Using the material below, print the line that contains "steps | Message |", the line that contains "4l+2 electrons |", and every line in between, exactly and nothing else.

RECORD EXTRACTS Block Start
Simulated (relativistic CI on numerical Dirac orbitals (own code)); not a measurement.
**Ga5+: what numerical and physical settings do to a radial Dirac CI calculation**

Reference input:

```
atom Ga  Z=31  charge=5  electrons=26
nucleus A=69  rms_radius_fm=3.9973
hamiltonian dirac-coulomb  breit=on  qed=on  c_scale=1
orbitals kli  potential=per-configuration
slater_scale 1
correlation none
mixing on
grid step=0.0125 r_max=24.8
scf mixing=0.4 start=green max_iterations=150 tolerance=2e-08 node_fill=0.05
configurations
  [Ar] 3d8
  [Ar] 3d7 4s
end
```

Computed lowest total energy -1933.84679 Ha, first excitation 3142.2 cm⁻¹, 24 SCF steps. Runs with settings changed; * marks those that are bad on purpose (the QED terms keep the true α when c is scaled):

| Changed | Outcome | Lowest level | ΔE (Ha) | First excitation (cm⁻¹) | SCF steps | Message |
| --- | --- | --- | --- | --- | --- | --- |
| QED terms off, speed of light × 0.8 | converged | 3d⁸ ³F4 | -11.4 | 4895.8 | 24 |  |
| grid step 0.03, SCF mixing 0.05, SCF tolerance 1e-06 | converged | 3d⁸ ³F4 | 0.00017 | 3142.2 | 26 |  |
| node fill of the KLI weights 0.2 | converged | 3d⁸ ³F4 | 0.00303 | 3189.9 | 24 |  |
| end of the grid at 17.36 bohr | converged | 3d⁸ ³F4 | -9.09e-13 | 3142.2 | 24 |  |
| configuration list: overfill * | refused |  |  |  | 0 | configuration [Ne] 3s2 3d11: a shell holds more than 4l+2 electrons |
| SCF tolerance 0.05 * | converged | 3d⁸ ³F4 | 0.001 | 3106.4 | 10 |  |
RECORD EXTRACTS Block End

WRITTEN SOLUTION:
| Changed | Outcome | Lowest level | ΔE (Ha) | First excitation (cm⁻¹) | SCF steps | Message |
| --- | --- | --- | --- | --- | --- | --- |
| QED terms off, speed of light × 0.8 | converged | 3d⁸ ³F4 | -11.4 | 4895.8 | 24 |  |
| grid step 0.03, SCF mixing 0.05, SCF tolerance 1e-06 | converged | 3d⁸ ³F4 | 0.00017 | 3142.2 | 26 |  |
| node fill of the KLI weights 0.2 | converged | 3d⁸ ³F4 | 0.00303 | 3189.9 | 24 |  |
| end of the grid at 17.36 bohr | converged | 3d⁸ ³F4 | -9.09e-13 | 3142.2 | 24 |  |
| configuration list: overfill * | refused |  |  |  | 0 | configuration [Ne] 3s2 3d11: a shell holds more than 4l+2 electrons |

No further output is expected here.